**Data to examine**
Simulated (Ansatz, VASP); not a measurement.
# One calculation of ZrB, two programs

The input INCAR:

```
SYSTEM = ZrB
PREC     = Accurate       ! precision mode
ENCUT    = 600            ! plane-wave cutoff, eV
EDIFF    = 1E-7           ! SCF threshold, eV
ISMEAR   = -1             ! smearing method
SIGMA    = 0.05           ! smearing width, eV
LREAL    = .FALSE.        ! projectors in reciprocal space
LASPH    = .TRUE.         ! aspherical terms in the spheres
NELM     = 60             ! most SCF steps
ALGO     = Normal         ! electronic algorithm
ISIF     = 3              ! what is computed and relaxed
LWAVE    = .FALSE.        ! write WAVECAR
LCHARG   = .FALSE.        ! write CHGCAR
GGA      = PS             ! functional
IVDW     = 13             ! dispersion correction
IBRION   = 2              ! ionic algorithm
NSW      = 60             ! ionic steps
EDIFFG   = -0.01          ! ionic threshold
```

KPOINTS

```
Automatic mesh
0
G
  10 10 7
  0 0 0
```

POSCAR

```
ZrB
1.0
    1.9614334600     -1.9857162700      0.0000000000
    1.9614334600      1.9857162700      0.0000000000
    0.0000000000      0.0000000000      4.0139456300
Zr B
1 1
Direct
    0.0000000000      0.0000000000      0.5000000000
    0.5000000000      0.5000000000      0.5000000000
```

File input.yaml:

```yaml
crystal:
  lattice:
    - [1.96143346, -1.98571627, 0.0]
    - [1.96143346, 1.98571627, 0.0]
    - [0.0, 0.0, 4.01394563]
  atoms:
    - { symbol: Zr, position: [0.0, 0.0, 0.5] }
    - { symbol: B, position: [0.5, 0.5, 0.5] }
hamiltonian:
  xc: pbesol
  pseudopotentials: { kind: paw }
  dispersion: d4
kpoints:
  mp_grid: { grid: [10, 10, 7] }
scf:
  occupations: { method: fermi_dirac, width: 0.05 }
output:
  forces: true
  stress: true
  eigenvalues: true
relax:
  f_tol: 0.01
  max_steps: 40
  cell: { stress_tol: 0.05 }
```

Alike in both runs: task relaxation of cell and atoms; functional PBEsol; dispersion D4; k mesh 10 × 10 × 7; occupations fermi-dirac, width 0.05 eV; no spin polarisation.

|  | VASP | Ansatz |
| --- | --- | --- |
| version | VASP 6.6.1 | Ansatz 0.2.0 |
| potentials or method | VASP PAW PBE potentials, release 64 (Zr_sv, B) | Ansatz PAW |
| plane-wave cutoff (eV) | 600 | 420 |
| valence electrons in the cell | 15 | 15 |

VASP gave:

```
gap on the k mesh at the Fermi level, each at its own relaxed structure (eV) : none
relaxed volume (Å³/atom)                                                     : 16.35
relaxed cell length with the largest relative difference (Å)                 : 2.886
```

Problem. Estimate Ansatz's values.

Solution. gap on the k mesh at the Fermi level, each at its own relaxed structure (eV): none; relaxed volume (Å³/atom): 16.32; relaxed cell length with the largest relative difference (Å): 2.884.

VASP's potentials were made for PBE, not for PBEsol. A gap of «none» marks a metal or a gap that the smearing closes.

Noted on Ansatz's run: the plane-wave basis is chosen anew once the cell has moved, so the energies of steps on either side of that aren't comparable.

**Work instruction**
Repeat the material above exactly, beginning with its first line and ending with the line that holds "600 | 420 |", and leave out everything else.

**Written response**
Simulated (Ansatz, VASP); not a measurement.
# One calculation of ZrB, two programs

The input INCAR:

```
SYSTEM = ZrB
PREC     = Accurate       ! precision mode
ENCUT    = 600            ! plane-wave cutoff, eV
EDIFF    = 1E-7           ! SCF threshold, eV
ISMEAR   = -1             ! smearing method
SIGMA    = 0.05           ! smearing width, eV
LREAL    = .FALSE.        ! projectors in reciprocal space
LASPH    = .TRUE.         ! aspherical terms in the spheres
NELM     = 60             ! most SCF steps
ALGO     = Normal         ! electronic algorithm
ISIF     = 3              ! what is computed and relaxed
LWAVE    = .FALSE.        ! write WAVECAR
LCHARG   = .FALSE.        ! write CHGCAR
GGA      = PS             ! functional
IVDW     = 13             ! dispersion correction
IBRION   = 2              ! ionic algorithm
NSW      = 60             ! ionic steps
EDIFFG   = -0.01          ! ionic threshold
```

KPOINTS

```
Automatic mesh
0
G
  10 10 7
  0 0 0
```

POSCAR

```
ZrB
1.0
    1.9614334600     -1.9857162700      0.0000000000
    1.9614334600      1.9857162700      0.0000000000
    0.0000000000      0.0000000000      4.0139456300
Zr B
1 1
Direct
    0.0000000000      0.0000000000      0.5000000000
    0.5000000000      0.5000000000      0.5000000000
```

File input.yaml:

```yaml
crystal:
  lattice:
    - [1.96143346, -1.98571627, 0.0]
    - [1.96143346, 1.98571627, 0.0]
    - [0.0, 0.0, 4.01394563]
  atoms:
    - { symbol: Zr, position: [0.0, 0.0, 0.5] }
    - { symbol: B, position: [0.5, 0.5, 0.5] }
hamiltonian:
  xc: pbesol
  pseudopotentials: { kind: paw }
  dispersion: d4
kpoints:
  mp_grid: { grid: [10, 10, 7] }
scf:
  occupations: { method: fermi_dirac, width: 0.05 }
output:
  forces: true
  stress: true
  eigenvalues: true
relax:
  f_tol: 0.01
  max_steps: 40
  cell: { stress_tol: 0.05 }
```

Alike in both runs: task relaxation of cell and atoms; functional PBEsol; dispersion D4; k mesh 10 × 10 × 7; occupations fermi-dirac, width 0.05 eV; no spin polarisation.

|  | VASP | Ansatz |
| --- | --- | --- |
| version | VASP 6.6.1 | Ansatz 0.2.0 |
| potentials or method | VASP PAW PBE potentials, release 64 (Zr_sv, B) | Ansatz PAW |
| plane-wave cutoff (eV) | 600 | 420 |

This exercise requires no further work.